─── Data ───

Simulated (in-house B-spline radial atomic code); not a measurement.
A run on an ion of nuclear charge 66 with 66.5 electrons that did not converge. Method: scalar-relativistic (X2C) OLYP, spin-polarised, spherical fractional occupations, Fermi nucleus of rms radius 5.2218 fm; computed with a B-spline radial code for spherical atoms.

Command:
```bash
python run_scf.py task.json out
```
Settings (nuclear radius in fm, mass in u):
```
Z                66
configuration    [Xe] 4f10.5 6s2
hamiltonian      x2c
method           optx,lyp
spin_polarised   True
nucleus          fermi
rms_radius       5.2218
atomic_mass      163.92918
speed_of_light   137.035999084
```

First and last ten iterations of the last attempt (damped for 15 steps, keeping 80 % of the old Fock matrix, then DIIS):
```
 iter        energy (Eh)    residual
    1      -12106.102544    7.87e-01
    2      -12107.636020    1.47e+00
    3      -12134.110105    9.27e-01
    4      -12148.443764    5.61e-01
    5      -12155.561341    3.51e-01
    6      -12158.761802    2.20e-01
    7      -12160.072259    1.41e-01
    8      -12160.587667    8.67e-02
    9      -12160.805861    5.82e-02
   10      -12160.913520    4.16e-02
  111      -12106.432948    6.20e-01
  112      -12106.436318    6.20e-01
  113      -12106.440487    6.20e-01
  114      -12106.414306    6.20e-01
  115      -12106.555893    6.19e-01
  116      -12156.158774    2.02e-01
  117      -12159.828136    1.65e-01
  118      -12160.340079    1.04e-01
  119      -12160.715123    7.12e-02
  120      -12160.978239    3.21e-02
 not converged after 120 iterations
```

───

→ Work task:
Reproduce the entries above in full, exactly as they read.

→ Expected answer:
Simulated (in-house B-spline radial atomic code); not a measurement.
A run on an ion of nuclear charge 66 with 66.5 electrons that did not converge. Method: scalar-relativistic (X2C) OLYP, spin-polarised, spherical fractional occupations, Fermi nucleus of rms radius 5.2218 fm; computed with a B-spline radial code for spherical atoms.

Command:
```bash
python run_scf.py task.json out
```
Settings (nuclear radius in fm, mass in u):
```
Z                66
configuration    [Xe] 4f10.5 6s2
hamiltonian      x2c
method           optx,lyp
spin_polarised   True
nucleus          fermi
rms_radius       5.2218
atomic_mass      163.92918
speed_of_light   137.035999084
```

First and last ten iterations of the last attempt (damped for 15 steps, keeping 80 % of the old Fock matrix, then DIIS):
```
 iter        energy (Eh)    residual
    1      -12106.102544    7.87e-01
    2      -12107.636020    1.47e+00
    3      -12134.110105    9.27e-01
    4      -12148.443764    5.61e-01
    5      -12155.561341    3.51e-01
    6      -12158.761802    2.20e-01
    7      -12160.072259    1.41e-01
    8      -12160.587667    8.67e-02
    9      -12160.805861    5.82e-02
   10      -12160.913520    4.16e-02
  111      -12106.432948    6.20e-01
  112      -12106.436318    6.20e-01
  113      -12106.440487    6.20e-01
  114      -12106.414306    6.20e-01
  115      -12106.555893    6.19e-01
  116      -12156.158774    2.02e-01
  117      -12159.828136    1.65e-01
  118      -12160.340079    1.04e-01
  119      -12160.715123    7.12e-02
  120      -12160.978239    3.21e-02
 not converged after 120 iterations
```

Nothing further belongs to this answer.